────
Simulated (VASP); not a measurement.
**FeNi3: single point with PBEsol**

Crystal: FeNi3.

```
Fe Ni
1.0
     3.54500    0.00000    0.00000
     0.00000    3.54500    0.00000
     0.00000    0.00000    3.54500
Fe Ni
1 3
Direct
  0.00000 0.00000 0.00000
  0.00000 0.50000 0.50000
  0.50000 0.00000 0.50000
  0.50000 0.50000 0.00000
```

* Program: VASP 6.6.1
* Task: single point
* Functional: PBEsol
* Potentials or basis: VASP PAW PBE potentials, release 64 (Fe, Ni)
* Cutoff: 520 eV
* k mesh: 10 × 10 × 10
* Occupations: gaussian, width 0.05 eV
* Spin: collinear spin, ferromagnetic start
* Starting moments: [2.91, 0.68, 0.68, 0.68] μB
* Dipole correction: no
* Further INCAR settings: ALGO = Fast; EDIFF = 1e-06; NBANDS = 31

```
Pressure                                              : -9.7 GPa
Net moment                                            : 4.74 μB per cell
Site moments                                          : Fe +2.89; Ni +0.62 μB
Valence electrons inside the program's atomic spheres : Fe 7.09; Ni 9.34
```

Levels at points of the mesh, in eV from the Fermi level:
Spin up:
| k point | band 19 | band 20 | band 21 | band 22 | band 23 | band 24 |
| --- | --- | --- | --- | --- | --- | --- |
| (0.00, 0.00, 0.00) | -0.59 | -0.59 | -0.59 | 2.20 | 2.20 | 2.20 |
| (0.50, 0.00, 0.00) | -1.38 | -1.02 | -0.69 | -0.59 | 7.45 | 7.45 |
────

#### Work task
Up to and including the line with "2.20 | 2.20 |", print every line of the material above, starting from its first line, exactly.

#### Exercise output
Simulated (VASP); not a measurement.
**FeNi3: single point with PBEsol**

Crystal: FeNi3.

```
Fe Ni
1.0
     3.54500    0.00000    0.00000
     0.00000    3.54500    0.00000
     0.00000    0.00000    3.54500
Fe Ni
1 3
Direct
  0.00000 0.00000 0.00000
  0.00000 0.50000 0.50000
  0.50000 0.00000 0.50000
  0.50000 0.50000 0.00000
```

* Program: VASP 6.6.1
* Task: single point
* Functional: PBEsol
* Potentials or basis: VASP PAW PBE potentials, release 64 (Fe, Ni)
* Cutoff: 520 eV
* k mesh: 10 × 10 × 10
* Occupations: gaussian, width 0.05 eV
* Spin: collinear spin, ferromagnetic start
* Starting moments: [2.91, 0.68, 0.68, 0.68] μB
* Dipole correction: no
* Further INCAR settings: ALGO = Fast; EDIFF = 1e-06; NBANDS = 31

```
Pressure                                              : -9.7 GPa
Net moment                                            : 4.74 μB per cell
Site moments                                          : Fe +2.89; Ni +0.62 μB
Valence electrons inside the program's atomic spheres : Fe 7.09; Ni 9.34
```

Levels at points of the mesh, in eV from the Fermi level:
Spin up:
| k point | band 19 | band 20 | band 21 | band 22 | band 23 | band 24 |
| --- | --- | --- | --- | --- | --- | --- |
| (0.00, 0.00, 0.00) | -0.59 | -0.59 | -0.59 | 2.20 | 2.20 | 2.20 |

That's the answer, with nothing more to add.